MATERIAL SHOWN:
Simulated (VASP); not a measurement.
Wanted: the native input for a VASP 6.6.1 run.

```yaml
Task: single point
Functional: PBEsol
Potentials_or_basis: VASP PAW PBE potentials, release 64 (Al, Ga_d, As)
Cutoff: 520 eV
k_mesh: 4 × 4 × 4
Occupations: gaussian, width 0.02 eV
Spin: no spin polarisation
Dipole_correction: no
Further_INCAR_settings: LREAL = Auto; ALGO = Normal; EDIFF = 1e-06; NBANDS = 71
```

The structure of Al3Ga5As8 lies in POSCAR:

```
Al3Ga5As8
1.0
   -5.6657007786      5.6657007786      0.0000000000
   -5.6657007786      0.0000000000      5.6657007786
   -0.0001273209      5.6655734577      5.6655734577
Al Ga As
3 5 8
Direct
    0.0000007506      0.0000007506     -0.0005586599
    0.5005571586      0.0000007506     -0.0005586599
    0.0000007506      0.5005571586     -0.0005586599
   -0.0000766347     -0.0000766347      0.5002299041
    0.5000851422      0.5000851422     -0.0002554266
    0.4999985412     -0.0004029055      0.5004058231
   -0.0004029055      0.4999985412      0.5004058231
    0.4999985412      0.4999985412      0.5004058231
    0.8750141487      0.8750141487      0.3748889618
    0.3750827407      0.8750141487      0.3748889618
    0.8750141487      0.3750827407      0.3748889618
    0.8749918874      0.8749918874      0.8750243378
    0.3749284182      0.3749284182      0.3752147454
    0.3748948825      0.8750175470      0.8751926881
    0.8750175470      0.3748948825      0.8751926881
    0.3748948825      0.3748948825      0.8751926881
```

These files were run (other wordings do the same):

REQUIRED ACTION: Every record must appear in the answer exactly as it appears above.

PROBLEM SOLUTION:
Simulated (VASP); not a measurement.
Wanted: the native input for a VASP 6.6.1 run.

```yaml
Task: single point
Functional: PBEsol
Potentials_or_basis: VASP PAW PBE potentials, release 64 (Al, Ga_d, As)
Cutoff: 520 eV
k_mesh: 4 × 4 × 4
Occupations: gaussian, width 0.02 eV
Spin: no spin polarisation
Dipole_correction: no
Further_INCAR_settings: LREAL = Auto; ALGO = Normal; EDIFF = 1e-06; NBANDS = 71
```

The structure of Al3Ga5As8 lies in POSCAR:

```
Al3Ga5As8
1.0
   -5.6657007786      5.6657007786      0.0000000000
   -5.6657007786      0.0000000000      5.6657007786
   -0.0001273209      5.6655734577      5.6655734577
Al Ga As
3 5 8
Direct
    0.0000007506      0.0000007506     -0.0005586599
    0.5005571586      0.0000007506     -0.0005586599
    0.0000007506      0.5005571586     -0.0005586599
   -0.0000766347     -0.0000766347      0.5002299041
    0.5000851422      0.5000851422     -0.0002554266
    0.4999985412     -0.0004029055      0.5004058231
   -0.0004029055      0.4999985412      0.5004058231
    0.4999985412      0.4999985412      0.5004058231
    0.8750141487      0.8750141487      0.3748889618
    0.3750827407      0.8750141487      0.3748889618
    0.8750141487      0.3750827407      0.3748889618
    0.8749918874      0.8749918874      0.8750243378
    0.3749284182      0.3749284182      0.3752147454
    0.3748948825      0.8750175470      0.8751926881
    0.8750175470      0.3748948825      0.8751926881
    0.3748948825      0.3748948825      0.8751926881
```

These files were run (other wordings do the same):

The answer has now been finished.